** WORK TASK **
Print the data that follows exactly as it stands, from its first line through the line containing "0.02 | 0.98 | 7.11 |", and stop there.

+-------+
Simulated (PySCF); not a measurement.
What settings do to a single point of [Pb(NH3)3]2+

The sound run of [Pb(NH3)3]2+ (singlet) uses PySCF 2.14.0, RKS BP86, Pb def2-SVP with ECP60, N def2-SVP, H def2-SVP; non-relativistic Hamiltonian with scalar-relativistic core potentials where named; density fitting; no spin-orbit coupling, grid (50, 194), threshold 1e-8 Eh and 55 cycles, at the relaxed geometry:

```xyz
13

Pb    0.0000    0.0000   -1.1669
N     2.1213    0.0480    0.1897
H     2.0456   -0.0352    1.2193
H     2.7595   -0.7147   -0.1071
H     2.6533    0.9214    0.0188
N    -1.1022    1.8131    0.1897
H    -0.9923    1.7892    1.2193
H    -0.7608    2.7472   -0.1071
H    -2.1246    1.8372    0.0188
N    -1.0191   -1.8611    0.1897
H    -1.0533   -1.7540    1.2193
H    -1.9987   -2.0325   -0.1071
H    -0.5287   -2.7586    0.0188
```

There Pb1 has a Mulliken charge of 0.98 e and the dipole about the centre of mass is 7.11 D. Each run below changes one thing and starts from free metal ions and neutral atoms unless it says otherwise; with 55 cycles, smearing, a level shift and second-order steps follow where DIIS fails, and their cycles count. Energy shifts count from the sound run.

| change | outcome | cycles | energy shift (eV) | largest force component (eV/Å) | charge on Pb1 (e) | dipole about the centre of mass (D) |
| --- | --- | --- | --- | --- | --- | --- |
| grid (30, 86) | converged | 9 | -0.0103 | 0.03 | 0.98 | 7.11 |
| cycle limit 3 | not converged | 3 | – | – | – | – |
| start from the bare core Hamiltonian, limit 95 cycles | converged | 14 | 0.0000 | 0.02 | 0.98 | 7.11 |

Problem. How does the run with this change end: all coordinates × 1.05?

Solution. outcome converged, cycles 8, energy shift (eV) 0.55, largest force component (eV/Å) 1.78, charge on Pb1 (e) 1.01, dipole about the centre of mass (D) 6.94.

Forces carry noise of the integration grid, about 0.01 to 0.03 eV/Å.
+-------+

** REPLY **
Simulated (PySCF); not a measurement.
What settings do to a single point of [Pb(NH3)3]2+

The sound run of [Pb(NH3)3]2+ (singlet) uses PySCF 2.14.0, RKS BP86, Pb def2-SVP with ECP60, N def2-SVP, H def2-SVP; non-relativistic Hamiltonian with scalar-relativistic core potentials where named; density fitting; no spin-orbit coupling, grid (50, 194), threshold 1e-8 Eh and 55 cycles, at the relaxed geometry:

```xyz
13

Pb    0.0000    0.0000   -1.1669
N     2.1213    0.0480    0.1897
H     2.0456   -0.0352    1.2193
H     2.7595   -0.7147   -0.1071
H     2.6533    0.9214    0.0188
N    -1.1022    1.8131    0.1897
H    -0.9923    1.7892    1.2193
H    -0.7608    2.7472   -0.1071
H    -2.1246    1.8372    0.0188
N    -1.0191   -1.8611    0.1897
H    -1.0533   -1.7540    1.2193
H    -1.9987   -2.0325   -0.1071
H    -0.5287   -2.7586    0.0188
```

There Pb1 has a Mulliken charge of 0.98 e and the dipole about the centre of mass is 7.11 D. Each run below changes one thing and starts from free metal ions and neutral atoms unless it says otherwise; with 55 cycles, smearing, a level shift and second-order steps follow where DIIS fails, and their cycles count. Energy shifts count from the sound run.

| change | outcome | cycles | energy shift (eV) | largest force component (eV/Å) | charge on Pb1 (e) | dipole about the centre of mass (D) |
| --- | --- | --- | --- | --- | --- | --- |
| grid (30, 86) | converged | 9 | -0.0103 | 0.03 | 0.98 | 7.11 |
| cycle limit 3 | not converged | 3 | – | – | – | – |
| start from the bare core Hamiltonian, limit 95 cycles | converged | 14 | 0.0000 | 0.02 | 0.98 | 7.11 |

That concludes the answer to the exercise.